**Assignment**
Start the output with the opening line of the listing below and continue, reproducing each line exactly, up to and including the line that contains "2.915 | 2.897 |".

**Dataset**
· · · ·
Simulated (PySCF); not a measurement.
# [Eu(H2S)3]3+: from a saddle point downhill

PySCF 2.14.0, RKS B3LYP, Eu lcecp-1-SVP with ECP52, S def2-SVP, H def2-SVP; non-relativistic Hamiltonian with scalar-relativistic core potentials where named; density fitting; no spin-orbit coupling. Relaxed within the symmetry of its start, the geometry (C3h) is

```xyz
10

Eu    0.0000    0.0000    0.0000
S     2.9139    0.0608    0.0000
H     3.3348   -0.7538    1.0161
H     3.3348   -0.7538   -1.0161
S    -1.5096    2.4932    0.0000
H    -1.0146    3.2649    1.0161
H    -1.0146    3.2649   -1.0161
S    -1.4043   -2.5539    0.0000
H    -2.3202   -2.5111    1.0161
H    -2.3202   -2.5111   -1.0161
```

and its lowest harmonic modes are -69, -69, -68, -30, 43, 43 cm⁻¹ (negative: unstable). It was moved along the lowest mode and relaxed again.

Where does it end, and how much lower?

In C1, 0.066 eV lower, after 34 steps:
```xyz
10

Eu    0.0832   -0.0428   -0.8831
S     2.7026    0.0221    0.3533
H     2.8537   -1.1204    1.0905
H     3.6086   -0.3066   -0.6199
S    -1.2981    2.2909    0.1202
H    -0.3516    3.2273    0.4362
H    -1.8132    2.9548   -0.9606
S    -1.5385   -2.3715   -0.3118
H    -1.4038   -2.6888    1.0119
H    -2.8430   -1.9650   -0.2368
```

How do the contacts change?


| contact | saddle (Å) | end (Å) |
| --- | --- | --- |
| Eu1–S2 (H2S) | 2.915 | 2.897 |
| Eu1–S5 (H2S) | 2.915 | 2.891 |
· · · ·

**Expected answer**
Simulated (PySCF); not a measurement.
# [Eu(H2S)3]3+: from a saddle point downhill

PySCF 2.14.0, RKS B3LYP, Eu lcecp-1-SVP with ECP52, S def2-SVP, H def2-SVP; non-relativistic Hamiltonian with scalar-relativistic core potentials where named; density fitting; no spin-orbit coupling. Relaxed within the symmetry of its start, the geometry (C3h) is

```xyz
10

Eu    0.0000    0.0000    0.0000
S     2.9139    0.0608    0.0000
H     3.3348   -0.7538    1.0161
H     3.3348   -0.7538   -1.0161
S    -1.5096    2.4932    0.0000
H    -1.0146    3.2649    1.0161
H    -1.0146    3.2649   -1.0161
S    -1.4043   -2.5539    0.0000
H    -2.3202   -2.5111    1.0161
H    -2.3202   -2.5111   -1.0161
```

and its lowest harmonic modes are -69, -69, -68, -30, 43, 43 cm⁻¹ (negative: unstable). It was moved along the lowest mode and relaxed again.

Where does it end, and how much lower?

In C1, 0.066 eV lower, after 34 steps:
```xyz
10

Eu    0.0832   -0.0428   -0.8831
S     2.7026    0.0221    0.3533
H     2.8537   -1.1204    1.0905
H     3.6086   -0.3066   -0.6199
S    -1.2981    2.2909    0.1202
H    -0.3516    3.2273    0.4362
H    -1.8132    2.9548   -0.9606
S    -1.5385   -2.3715   -0.3118
H    -1.4038   -2.6888    1.0119
H    -2.8430   -1.9650   -0.2368
```

How do the contacts change?


| contact | saddle (Å) | end (Å) |
| --- | --- | --- |
| Eu1–S2 (H2S) | 2.915 | 2.897 |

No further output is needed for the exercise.